· · · ·

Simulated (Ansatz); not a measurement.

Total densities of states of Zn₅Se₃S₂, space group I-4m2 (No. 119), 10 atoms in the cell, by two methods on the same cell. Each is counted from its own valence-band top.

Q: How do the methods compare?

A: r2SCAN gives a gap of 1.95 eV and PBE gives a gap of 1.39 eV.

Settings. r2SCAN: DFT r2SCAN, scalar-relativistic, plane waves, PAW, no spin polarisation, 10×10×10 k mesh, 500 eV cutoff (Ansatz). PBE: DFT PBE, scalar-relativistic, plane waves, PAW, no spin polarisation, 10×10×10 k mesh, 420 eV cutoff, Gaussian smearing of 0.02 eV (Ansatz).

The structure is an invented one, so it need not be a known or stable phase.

· · · ·

* [EXERCISE]
Make sure every record is repeated exactly.

* [TASK RESULT]
Simulated (Ansatz); not a measurement.

Total densities of states of Zn₅Se₃S₂, space group I-4m2 (No. 119), 10 atoms in the cell, by two methods on the same cell. Each is counted from its own valence-band top.

Q: How do the methods compare?

A: r2SCAN gives a gap of 1.95 eV and PBE gives a gap of 1.39 eV.

Settings. r2SCAN: DFT r2SCAN, scalar-relativistic, plane waves, PAW, no spin polarisation, 10×10×10 k mesh, 500 eV cutoff (Ansatz). PBE: DFT PBE, scalar-relativistic, plane waves, PAW, no spin polarisation, 10×10×10 k mesh, 420 eV cutoff, Gaussian smearing of 0.02 eV (Ansatz).

The structure is an invented one, so it need not be a known or stable phase.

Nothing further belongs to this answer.